----------------
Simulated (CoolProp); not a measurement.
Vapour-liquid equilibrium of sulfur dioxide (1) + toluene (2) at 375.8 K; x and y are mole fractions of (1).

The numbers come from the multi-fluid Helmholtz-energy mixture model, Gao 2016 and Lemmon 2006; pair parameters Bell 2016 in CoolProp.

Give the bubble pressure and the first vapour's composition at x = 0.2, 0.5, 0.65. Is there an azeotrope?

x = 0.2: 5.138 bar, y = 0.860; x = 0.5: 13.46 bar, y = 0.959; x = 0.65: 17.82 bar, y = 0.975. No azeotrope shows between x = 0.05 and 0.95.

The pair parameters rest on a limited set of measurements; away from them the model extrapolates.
----------------

- **Assigned task**: Would you output, unchanged, each line from the start of the records to the line that holds "Vapour-liquid equilibrium of", both included and nothing else?

- **Exercise response**:
Simulated (CoolProp); not a measurement.
Vapour-liquid equilibrium of sulfur dioxide (1) + toluene (2) at 375.8 K; x and y are mole fractions of (1).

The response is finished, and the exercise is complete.